• **Work item**
Beginning with the first line of the material, set down each line exactly as written, up to and including the line with "Where does the relaxation end?".

● ● ● ●

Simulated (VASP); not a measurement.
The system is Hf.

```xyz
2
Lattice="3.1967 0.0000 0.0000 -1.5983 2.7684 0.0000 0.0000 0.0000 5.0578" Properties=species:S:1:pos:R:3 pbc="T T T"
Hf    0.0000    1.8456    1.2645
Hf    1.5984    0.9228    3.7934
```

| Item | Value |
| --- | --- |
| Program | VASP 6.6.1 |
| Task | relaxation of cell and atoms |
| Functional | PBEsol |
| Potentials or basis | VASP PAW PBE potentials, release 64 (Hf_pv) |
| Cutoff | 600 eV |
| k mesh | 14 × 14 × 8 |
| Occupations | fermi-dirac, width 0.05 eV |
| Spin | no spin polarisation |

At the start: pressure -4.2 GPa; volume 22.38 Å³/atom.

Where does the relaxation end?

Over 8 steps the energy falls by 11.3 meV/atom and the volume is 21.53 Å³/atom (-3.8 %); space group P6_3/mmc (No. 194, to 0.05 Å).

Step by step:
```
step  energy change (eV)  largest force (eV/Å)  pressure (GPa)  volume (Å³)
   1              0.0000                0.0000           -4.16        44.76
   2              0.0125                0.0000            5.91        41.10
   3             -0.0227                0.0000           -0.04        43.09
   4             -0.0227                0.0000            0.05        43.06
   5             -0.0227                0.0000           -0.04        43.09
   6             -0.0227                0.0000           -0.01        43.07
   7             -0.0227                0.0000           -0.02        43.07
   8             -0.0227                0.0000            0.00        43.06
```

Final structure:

● ● ● ●

• **Response**
Simulated (VASP); not a measurement.
The system is Hf.

```xyz
2
Lattice="3.1967 0.0000 0.0000 -1.5983 2.7684 0.0000 0.0000 0.0000 5.0578" Properties=species:S:1:pos:R:3 pbc="T T T"
Hf    0.0000    1.8456    1.2645
Hf    1.5984    0.9228    3.7934
```

| Item | Value |
| --- | --- |
| Program | VASP 6.6.1 |
| Task | relaxation of cell and atoms |
| Functional | PBEsol |
| Potentials or basis | VASP PAW PBE potentials, release 64 (Hf_pv) |
| Cutoff | 600 eV |
| k mesh | 14 × 14 × 8 |
| Occupations | fermi-dirac, width 0.05 eV |
| Spin | no spin polarisation |

At the start: pressure -4.2 GPa; volume 22.38 Å³/atom.

Where does the relaxation end?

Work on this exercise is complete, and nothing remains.